** Activity **
Print, exactly as they appear in the listing below, the lines from the line with "Q: Predict the" to the line with "3.12 | 44.86 |", with both end lines kept.

** Data to examine **
Segment Open

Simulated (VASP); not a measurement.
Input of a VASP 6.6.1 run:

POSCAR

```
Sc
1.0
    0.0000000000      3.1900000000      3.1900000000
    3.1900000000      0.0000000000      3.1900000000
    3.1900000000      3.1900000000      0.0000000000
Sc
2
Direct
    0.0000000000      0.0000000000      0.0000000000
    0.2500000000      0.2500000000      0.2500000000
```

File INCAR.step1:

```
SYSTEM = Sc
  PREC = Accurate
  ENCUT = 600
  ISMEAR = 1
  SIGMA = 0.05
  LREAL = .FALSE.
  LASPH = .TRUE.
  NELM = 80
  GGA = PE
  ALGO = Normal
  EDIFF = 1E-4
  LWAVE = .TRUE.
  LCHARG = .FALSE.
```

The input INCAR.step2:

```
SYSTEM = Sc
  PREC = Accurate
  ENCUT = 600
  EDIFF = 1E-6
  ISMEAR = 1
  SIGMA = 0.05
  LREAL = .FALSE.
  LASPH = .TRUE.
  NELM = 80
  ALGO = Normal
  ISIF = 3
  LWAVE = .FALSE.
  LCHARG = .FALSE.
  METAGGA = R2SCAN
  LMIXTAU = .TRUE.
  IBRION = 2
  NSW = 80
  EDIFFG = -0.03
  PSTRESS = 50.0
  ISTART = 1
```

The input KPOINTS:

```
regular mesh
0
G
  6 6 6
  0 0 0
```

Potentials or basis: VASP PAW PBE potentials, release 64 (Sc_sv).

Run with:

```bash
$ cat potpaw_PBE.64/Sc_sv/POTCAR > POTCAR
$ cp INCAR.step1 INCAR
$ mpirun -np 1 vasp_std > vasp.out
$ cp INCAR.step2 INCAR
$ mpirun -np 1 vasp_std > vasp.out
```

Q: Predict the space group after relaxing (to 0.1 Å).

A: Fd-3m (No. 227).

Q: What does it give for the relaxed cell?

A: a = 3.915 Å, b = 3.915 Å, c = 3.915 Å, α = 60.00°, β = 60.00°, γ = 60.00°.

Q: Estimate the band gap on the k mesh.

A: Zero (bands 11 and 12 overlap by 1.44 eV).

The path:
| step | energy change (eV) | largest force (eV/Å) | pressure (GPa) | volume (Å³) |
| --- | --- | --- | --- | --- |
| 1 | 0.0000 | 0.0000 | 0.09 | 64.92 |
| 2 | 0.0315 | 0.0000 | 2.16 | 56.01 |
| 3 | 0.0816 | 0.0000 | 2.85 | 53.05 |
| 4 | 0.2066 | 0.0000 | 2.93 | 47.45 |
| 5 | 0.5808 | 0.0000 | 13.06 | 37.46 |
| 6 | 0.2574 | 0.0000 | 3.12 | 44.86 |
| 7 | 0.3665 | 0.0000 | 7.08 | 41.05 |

Segment Closed

** Response **
Q: Predict the space group after relaxing (to 0.1 Å).

A: Fd-3m (No. 227).

Q: What does it give for the relaxed cell?

A: a = 3.915 Å, b = 3.915 Å, c = 3.915 Å, α = 60.00°, β = 60.00°, γ = 60.00°.

Q: Estimate the band gap on the k mesh.

A: Zero (bands 11 and 12 overlap by 1.44 eV).

The path:
| step | energy change (eV) | largest force (eV/Å) | pressure (GPa) | volume (Å³) |
| --- | --- | --- | --- | --- |
| 1 | 0.0000 | 0.0000 | 0.09 | 64.92 |
| 2 | 0.0315 | 0.0000 | 2.16 | 56.01 |
| 3 | 0.0816 | 0.0000 | 2.85 | 53.05 |
| 4 | 0.2066 | 0.0000 | 2.93 | 47.45 |
| 5 | 0.5808 | 0.0000 | 13.06 | 37.46 |
| 6 | 0.2574 | 0.0000 | 3.12 | 44.86 |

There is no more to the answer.